[Record set]
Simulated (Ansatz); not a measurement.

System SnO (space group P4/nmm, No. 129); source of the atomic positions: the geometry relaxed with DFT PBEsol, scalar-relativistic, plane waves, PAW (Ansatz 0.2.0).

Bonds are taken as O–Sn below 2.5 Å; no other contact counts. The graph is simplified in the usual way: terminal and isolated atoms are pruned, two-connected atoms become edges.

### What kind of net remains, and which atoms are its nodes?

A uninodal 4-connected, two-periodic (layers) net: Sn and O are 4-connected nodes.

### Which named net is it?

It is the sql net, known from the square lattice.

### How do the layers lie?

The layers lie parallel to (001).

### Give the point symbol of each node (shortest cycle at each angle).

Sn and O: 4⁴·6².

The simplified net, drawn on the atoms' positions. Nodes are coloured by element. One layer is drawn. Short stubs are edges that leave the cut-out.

[Required action]
Repeat exactly the lines that run from the opening of the listing through the line holding "Sn and O: 4⁴·6².". Leave out everything else.

[Exercise output]
Simulated (Ansatz); not a measurement.

System SnO (space group P4/nmm, No. 129); source of the atomic positions: the geometry relaxed with DFT PBEsol, scalar-relativistic, plane waves, PAW (Ansatz 0.2.0).

Bonds are taken as O–Sn below 2.5 Å; no other contact counts. The graph is simplified in the usual way: terminal and isolated atoms are pruned, two-connected atoms become edges.

### What kind of net remains, and which atoms are its nodes?

A uninodal 4-connected, two-periodic (layers) net: Sn and O are 4-connected nodes.

### Which named net is it?

It is the sql net, known from the square lattice.

### How do the layers lie?

The layers lie parallel to (001).

### Give the point symbol of each node (shortest cycle at each angle).

Sn and O: 4⁴·6².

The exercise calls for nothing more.